• [Data supplied]:
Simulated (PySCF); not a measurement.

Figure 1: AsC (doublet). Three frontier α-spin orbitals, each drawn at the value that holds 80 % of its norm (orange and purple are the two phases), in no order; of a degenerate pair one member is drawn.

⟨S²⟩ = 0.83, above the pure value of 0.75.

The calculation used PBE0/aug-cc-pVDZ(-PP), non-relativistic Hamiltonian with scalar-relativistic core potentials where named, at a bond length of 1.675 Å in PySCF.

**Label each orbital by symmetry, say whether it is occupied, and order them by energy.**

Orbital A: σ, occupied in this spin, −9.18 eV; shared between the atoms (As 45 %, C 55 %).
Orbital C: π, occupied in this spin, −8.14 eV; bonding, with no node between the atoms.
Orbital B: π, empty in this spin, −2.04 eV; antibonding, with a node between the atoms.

• [Work item]: Keep to the lines above, from the first one through the line where "Orbital C: π, occupied" appears, and copy them exactly.

• [Answer space]:
Simulated (PySCF); not a measurement.

Figure 1: AsC (doublet). Three frontier α-spin orbitals, each drawn at the value that holds 80 % of its norm (orange and purple are the two phases), in no order; of a degenerate pair one member is drawn.

⟨S²⟩ = 0.83, above the pure value of 0.75.

The calculation used PBE0/aug-cc-pVDZ(-PP), non-relativistic Hamiltonian with scalar-relativistic core potentials where named, at a bond length of 1.675 Å in PySCF.

**Label each orbital by symmetry, say whether it is occupied, and order them by energy.**

Orbital A: σ, occupied in this spin, −9.18 eV; shared between the atoms (As 45 %, C 55 %).
Orbital C: π, occupied in this spin, −8.14 eV; bonding, with no node between the atoms.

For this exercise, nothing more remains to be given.